» Dataset content
***
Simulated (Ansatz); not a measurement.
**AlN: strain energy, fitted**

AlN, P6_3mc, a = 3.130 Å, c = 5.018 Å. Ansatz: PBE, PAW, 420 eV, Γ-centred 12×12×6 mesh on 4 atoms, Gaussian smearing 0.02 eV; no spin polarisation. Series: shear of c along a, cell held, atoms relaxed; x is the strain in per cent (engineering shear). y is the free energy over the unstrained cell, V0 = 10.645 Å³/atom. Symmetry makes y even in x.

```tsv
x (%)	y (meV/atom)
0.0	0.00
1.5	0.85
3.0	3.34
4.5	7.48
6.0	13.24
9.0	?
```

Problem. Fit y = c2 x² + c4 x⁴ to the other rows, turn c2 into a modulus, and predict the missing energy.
***

» Exercise
The output should be the entire listing, exactly as it is.

» Your solution
Simulated (Ansatz); not a measurement.
**AlN: strain energy, fitted**

AlN, P6_3mc, a = 3.130 Å, c = 5.018 Å. Ansatz: PBE, PAW, 420 eV, Γ-centred 12×12×6 mesh on 4 atoms, Gaussian smearing 0.02 eV; no spin polarisation. Series: shear of c along a, cell held, atoms relaxed; x is the strain in per cent (engineering shear). y is the free energy over the unstrained cell, V0 = 10.645 Å³/atom. Symmetry makes y even in x.

```tsv
x (%)	y (meV/atom)
0.0	0.00
1.5	0.85
3.0	3.34
4.5	7.48
6.0	13.24
9.0	?
```

Problem. Fit y = c2 x² + c4 x⁴ to the other rows, turn c2 into a modulus, and predict the missing energy.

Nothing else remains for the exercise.